Brief
Among the records that follow, find the line with "Result: A (reference, the" and the line with "Task: Give each candidate's band gap.". Set down those lines and all lines between them exactly, without adding anything.

^^^^

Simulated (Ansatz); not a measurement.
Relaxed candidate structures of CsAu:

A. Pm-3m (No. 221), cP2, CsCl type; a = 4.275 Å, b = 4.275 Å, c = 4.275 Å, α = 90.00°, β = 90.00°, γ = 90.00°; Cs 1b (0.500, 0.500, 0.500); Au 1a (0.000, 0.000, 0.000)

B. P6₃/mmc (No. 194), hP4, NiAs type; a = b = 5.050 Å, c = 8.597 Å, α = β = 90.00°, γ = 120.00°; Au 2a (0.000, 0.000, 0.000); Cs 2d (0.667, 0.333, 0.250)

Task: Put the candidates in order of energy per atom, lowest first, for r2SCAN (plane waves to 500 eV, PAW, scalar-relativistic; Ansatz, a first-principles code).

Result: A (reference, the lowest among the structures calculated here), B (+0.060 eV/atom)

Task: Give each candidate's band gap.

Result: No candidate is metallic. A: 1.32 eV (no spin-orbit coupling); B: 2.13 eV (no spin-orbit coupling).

^^^^

Written solution
Result: A (reference, the lowest among the structures calculated here), B (+0.060 eV/atom)

Task: Give each candidate's band gap.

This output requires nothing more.